# REQUIRED ACTION
Write the records out again, precisely as they stand.

+++++

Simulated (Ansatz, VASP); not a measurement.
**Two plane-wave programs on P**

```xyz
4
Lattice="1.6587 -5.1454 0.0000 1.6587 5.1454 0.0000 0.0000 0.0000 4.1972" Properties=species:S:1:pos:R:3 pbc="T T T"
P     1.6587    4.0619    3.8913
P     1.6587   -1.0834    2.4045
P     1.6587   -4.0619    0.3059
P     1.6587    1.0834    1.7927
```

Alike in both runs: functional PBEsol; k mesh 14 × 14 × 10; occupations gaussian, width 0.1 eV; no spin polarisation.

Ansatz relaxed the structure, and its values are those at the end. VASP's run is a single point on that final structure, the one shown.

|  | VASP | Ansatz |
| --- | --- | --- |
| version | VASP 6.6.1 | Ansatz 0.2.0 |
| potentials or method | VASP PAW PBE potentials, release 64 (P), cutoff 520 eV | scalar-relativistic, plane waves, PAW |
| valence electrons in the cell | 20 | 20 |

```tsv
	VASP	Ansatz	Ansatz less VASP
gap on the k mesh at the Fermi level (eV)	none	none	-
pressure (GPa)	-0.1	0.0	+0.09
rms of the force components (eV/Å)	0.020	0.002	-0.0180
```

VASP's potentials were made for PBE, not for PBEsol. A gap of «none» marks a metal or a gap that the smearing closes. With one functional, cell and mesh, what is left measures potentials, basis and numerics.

+++++

# EXERCISE ANSWER
Simulated (Ansatz, VASP); not a measurement.
**Two plane-wave programs on P**

```xyz
4
Lattice="1.6587 -5.1454 0.0000 1.6587 5.1454 0.0000 0.0000 0.0000 4.1972" Properties=species:S:1:pos:R:3 pbc="T T T"
P     1.6587    4.0619    3.8913
P     1.6587   -1.0834    2.4045
P     1.6587   -4.0619    0.3059
P     1.6587    1.0834    1.7927
```

Alike in both runs: functional PBEsol; k mesh 14 × 14 × 10; occupations gaussian, width 0.1 eV; no spin polarisation.

Ansatz relaxed the structure, and its values are those at the end. VASP's run is a single point on that final structure, the one shown.

|  | VASP | Ansatz |
| --- | --- | --- |
| version | VASP 6.6.1 | Ansatz 0.2.0 |
| potentials or method | VASP PAW PBE potentials, release 64 (P), cutoff 520 eV | scalar-relativistic, plane waves, PAW |
| valence electrons in the cell | 20 | 20 |

```tsv
	VASP	Ansatz	Ansatz less VASP
gap on the k mesh at the Fermi level (eV)	none	none	-
pressure (GPa)	-0.1	0.0	+0.09
rms of the force components (eV/Å)	0.020	0.002	-0.0180
```

VASP's potentials were made for PBE, not for PBEsol. A gap of «none» marks a metal or a gap that the smearing closes. With one functional, cell and mesh, what is left measures potentials, basis and numerics.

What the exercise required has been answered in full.